• Work order
Once you find the line containing "## PbS: input, output" in the data below, copy it and each following line exactly, up to and including the line containing "All numbers below", and nothing else.

• Record set
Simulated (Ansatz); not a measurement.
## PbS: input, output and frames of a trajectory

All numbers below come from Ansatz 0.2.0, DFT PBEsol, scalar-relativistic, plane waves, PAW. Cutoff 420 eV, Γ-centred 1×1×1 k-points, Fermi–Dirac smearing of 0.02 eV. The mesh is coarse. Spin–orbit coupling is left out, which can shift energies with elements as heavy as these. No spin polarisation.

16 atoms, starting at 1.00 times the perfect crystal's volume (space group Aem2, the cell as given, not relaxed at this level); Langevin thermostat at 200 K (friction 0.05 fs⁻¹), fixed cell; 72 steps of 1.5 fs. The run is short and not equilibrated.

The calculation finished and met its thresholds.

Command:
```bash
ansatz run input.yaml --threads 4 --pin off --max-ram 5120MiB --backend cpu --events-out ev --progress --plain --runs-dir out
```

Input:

• Response area
## PbS: input, output and frames of a trajectory

All numbers below come from Ansatz 0.2.0, DFT PBEsol, scalar-relativistic, plane waves, PAW. Cutoff 420 eV, Γ-centred 1×1×1 k-points, Fermi–Dirac smearing of 0.02 eV. The mesh is coarse. Spin–orbit coupling is left out, which can shift energies with elements as heavy as these. No spin polarisation.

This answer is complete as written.